**WORK INSTRUCTION**
Begin at the first line below and copy each line exactly, ending with the line where "- Redlich-Kwong: mean" appears.

**DATA**
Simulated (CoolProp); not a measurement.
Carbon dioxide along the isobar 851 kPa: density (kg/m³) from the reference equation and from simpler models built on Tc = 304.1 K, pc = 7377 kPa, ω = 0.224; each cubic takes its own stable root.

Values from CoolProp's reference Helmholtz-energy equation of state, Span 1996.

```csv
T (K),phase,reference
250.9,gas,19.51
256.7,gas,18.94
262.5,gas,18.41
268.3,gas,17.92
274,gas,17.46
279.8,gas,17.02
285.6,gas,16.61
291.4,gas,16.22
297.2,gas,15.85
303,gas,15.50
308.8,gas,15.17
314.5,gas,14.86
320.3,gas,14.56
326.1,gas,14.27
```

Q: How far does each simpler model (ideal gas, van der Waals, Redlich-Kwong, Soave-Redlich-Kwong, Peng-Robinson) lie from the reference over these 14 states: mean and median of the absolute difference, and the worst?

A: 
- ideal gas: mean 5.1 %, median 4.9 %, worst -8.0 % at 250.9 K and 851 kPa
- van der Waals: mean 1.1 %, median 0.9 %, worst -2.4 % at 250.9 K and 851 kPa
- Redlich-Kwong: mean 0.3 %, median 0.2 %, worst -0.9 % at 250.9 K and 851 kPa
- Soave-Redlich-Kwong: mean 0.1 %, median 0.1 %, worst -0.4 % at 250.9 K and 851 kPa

**WRITTEN ANSWER**
Simulated (CoolProp); not a measurement.
Carbon dioxide along the isobar 851 kPa: density (kg/m³) from the reference equation and from simpler models built on Tc = 304.1 K, pc = 7377 kPa, ω = 0.224; each cubic takes its own stable root.

Values from CoolProp's reference Helmholtz-energy equation of state, Span 1996.

```csv
T (K),phase,reference
250.9,gas,19.51
256.7,gas,18.94
262.5,gas,18.41
268.3,gas,17.92
274,gas,17.46
279.8,gas,17.02
285.6,gas,16.61
291.4,gas,16.22
297.2,gas,15.85
303,gas,15.50
308.8,gas,15.17
314.5,gas,14.86
320.3,gas,14.56
326.1,gas,14.27
```

Q: How far does each simpler model (ideal gas, van der Waals, Redlich-Kwong, Soave-Redlich-Kwong, Peng-Robinson) lie from the reference over these 14 states: mean and median of the absolute difference, and the worst?

A: 
- ideal gas: mean 5.1 %, median 4.9 %, worst -8.0 % at 250.9 K and 851 kPa
- van der Waals: mean 1.1 %, median 0.9 %, worst -2.4 % at 250.9 K and 851 kPa
- Redlich-Kwong: mean 0.3 %, median 0.2 %, worst -0.9 % at 250.9 K and 851 kPa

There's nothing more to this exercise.